Top of Listed records
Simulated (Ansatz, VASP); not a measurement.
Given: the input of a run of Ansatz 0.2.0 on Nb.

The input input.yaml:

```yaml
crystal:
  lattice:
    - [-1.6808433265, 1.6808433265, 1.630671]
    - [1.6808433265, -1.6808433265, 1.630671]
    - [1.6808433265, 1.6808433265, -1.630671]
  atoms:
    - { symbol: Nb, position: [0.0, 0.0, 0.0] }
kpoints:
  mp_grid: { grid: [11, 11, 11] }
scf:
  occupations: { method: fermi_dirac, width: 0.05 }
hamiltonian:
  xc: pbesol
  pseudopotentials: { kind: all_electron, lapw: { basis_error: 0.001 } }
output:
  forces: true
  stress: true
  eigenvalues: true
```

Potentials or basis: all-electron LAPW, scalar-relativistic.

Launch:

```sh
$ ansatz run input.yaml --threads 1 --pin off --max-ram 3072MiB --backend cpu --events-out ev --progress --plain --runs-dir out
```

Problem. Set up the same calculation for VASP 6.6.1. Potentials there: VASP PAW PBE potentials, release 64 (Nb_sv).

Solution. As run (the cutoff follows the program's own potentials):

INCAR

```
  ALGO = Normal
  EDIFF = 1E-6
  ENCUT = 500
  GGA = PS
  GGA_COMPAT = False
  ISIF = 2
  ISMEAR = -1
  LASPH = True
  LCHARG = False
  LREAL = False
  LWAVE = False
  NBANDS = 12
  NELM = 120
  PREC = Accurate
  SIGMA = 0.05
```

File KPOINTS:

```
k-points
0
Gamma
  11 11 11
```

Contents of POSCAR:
Bottom of Listed records

**Work item:**
Please return the lines above exactly, from the first one down to the line with "Problem. Set up", and stop after that line.

**Exercise result:**
Simulated (Ansatz, VASP); not a measurement.
Given: the input of a run of Ansatz 0.2.0 on Nb.

The input input.yaml:

```yaml
crystal:
  lattice:
    - [-1.6808433265, 1.6808433265, 1.630671]
    - [1.6808433265, -1.6808433265, 1.630671]
    - [1.6808433265, 1.6808433265, -1.630671]
  atoms:
    - { symbol: Nb, position: [0.0, 0.0, 0.0] }
kpoints:
  mp_grid: { grid: [11, 11, 11] }
scf:
  occupations: { method: fermi_dirac, width: 0.05 }
hamiltonian:
  xc: pbesol
  pseudopotentials: { kind: all_electron, lapw: { basis_error: 0.001 } }
output:
  forces: true
  stress: true
  eigenvalues: true
```

Potentials or basis: all-electron LAPW, scalar-relativistic.

Launch:

```sh
$ ansatz run input.yaml --threads 1 --pin off --max-ram 3072MiB --backend cpu --events-out ev --progress --plain --runs-dir out
```

Problem. Set up the same calculation for VASP 6.6.1. Potentials there: VASP PAW PBE potentials, release 64 (Nb_sv).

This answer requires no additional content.